• Raw data
******************************

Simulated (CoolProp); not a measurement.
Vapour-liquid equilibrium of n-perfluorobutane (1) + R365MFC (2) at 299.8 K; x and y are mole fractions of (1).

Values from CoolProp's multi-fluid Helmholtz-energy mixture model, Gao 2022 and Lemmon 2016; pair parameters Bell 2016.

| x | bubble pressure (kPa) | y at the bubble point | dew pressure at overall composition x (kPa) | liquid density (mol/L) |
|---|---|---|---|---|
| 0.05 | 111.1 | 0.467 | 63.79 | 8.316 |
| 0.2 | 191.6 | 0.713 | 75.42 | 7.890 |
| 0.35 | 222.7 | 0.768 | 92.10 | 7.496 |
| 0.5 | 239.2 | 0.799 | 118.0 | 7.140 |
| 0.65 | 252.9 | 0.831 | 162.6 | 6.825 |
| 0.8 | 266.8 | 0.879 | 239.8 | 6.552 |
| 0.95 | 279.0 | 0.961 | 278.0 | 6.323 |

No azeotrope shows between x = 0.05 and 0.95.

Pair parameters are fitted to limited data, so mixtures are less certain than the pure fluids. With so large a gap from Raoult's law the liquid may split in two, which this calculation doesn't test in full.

******************************

• Work order
Everything from the first line of the entries above through the line with "118.0 | 7.140 |" is to be reproduced exactly, and nothing else.

• Written response
Simulated (CoolProp); not a measurement.
Vapour-liquid equilibrium of n-perfluorobutane (1) + R365MFC (2) at 299.8 K; x and y are mole fractions of (1).

Values from CoolProp's multi-fluid Helmholtz-energy mixture model, Gao 2022 and Lemmon 2016; pair parameters Bell 2016.

| x | bubble pressure (kPa) | y at the bubble point | dew pressure at overall composition x (kPa) | liquid density (mol/L) |
|---|---|---|---|---|
| 0.05 | 111.1 | 0.467 | 63.79 | 8.316 |
| 0.2 | 191.6 | 0.713 | 75.42 | 7.890 |
| 0.35 | 222.7 | 0.768 | 92.10 | 7.496 |
| 0.5 | 239.2 | 0.799 | 118.0 | 7.140 |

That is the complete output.